→ RECORD SET:
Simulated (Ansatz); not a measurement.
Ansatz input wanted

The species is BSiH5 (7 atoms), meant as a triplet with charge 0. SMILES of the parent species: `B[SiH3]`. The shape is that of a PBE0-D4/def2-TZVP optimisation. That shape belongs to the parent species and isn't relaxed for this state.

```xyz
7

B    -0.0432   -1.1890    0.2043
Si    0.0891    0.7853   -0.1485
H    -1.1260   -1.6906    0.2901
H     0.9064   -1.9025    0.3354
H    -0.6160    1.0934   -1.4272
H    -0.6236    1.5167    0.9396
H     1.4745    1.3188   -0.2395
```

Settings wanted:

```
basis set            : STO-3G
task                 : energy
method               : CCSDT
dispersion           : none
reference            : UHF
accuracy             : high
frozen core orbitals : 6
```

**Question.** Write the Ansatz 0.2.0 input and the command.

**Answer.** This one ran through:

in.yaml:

→ REQUIREMENT: For this exercise, retype the entire listing exactly.

→ EXERCISE RESPONSE:
Simulated (Ansatz); not a measurement.
Ansatz input wanted

The species is BSiH5 (7 atoms), meant as a triplet with charge 0. SMILES of the parent species: `B[SiH3]`. The shape is that of a PBE0-D4/def2-TZVP optimisation. That shape belongs to the parent species and isn't relaxed for this state.

```xyz
7

B    -0.0432   -1.1890    0.2043
Si    0.0891    0.7853   -0.1485
H    -1.1260   -1.6906    0.2901
H     0.9064   -1.9025    0.3354
H    -0.6160    1.0934   -1.4272
H    -0.6236    1.5167    0.9396
H     1.4745    1.3188   -0.2395
```

Settings wanted:

```
basis set            : STO-3G
task                 : energy
method               : CCSDT
dispersion           : none
reference            : UHF
accuracy             : high
frozen core orbitals : 6
```

**Question.** Write the Ansatz 0.2.0 input and the command.

**Answer.** This one ran through:

in.yaml:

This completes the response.